▶ Provided information:
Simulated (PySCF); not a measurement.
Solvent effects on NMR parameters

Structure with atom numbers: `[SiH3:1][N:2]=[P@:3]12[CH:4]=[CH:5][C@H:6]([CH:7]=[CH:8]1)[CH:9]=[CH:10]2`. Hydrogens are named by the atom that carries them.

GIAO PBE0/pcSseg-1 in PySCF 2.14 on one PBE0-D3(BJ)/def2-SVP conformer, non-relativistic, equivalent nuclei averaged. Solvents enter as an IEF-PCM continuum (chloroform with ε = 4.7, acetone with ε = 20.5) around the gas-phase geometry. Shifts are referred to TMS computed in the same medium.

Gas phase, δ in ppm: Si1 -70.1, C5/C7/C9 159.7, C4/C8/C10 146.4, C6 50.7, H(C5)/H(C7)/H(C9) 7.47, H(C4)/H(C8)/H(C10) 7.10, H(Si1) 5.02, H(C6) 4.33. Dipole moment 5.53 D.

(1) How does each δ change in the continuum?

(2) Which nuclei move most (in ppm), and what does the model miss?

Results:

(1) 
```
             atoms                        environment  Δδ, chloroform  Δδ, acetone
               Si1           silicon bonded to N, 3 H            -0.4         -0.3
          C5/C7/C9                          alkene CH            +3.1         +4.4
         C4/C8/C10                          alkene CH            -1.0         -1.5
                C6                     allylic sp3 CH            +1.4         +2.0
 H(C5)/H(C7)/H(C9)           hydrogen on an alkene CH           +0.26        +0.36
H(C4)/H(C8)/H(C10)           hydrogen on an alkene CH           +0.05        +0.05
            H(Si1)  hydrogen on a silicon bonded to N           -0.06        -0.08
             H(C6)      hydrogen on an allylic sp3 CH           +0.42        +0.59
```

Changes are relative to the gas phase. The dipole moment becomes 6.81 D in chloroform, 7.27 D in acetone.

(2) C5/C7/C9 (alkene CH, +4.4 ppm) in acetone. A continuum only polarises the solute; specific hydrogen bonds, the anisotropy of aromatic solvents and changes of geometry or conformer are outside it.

▶ Task item: Start at the first line of the entries and stop at the line that contains "Changes are relative". Repeat every line in that span exactly, and nothing beyond it.

▶ Solution:
Simulated (PySCF); not a measurement.
Solvent effects on NMR parameters

Structure with atom numbers: `[SiH3:1][N:2]=[P@:3]12[CH:4]=[CH:5][C@H:6]([CH:7]=[CH:8]1)[CH:9]=[CH:10]2`. Hydrogens are named by the atom that carries them.

GIAO PBE0/pcSseg-1 in PySCF 2.14 on one PBE0-D3(BJ)/def2-SVP conformer, non-relativistic, equivalent nuclei averaged. Solvents enter as an IEF-PCM continuum (chloroform with ε = 4.7, acetone with ε = 20.5) around the gas-phase geometry. Shifts are referred to TMS computed in the same medium.

Gas phase, δ in ppm: Si1 -70.1, C5/C7/C9 159.7, C4/C8/C10 146.4, C6 50.7, H(C5)/H(C7)/H(C9) 7.47, H(C4)/H(C8)/H(C10) 7.10, H(Si1) 5.02, H(C6) 4.33. Dipole moment 5.53 D.

(1) How does each δ change in the continuum?

(2) Which nuclei move most (in ppm), and what does the model miss?

Results:

(1) 
```
             atoms                        environment  Δδ, chloroform  Δδ, acetone
               Si1           silicon bonded to N, 3 H            -0.4         -0.3
          C5/C7/C9                          alkene CH            +3.1         +4.4
         C4/C8/C10                          alkene CH            -1.0         -1.5
                C6                     allylic sp3 CH            +1.4         +2.0
 H(C5)/H(C7)/H(C9)           hydrogen on an alkene CH           +0.26        +0.36
H(C4)/H(C8)/H(C10)           hydrogen on an alkene CH           +0.05        +0.05
            H(Si1)  hydrogen on a silicon bonded to N           -0.06        -0.08
             H(C6)      hydrogen on an allylic sp3 CH           +0.42        +0.59
```

Changes are relative to the gas phase. The dipole moment becomes 6.81 D in chloroform, 7.27 D in acetone.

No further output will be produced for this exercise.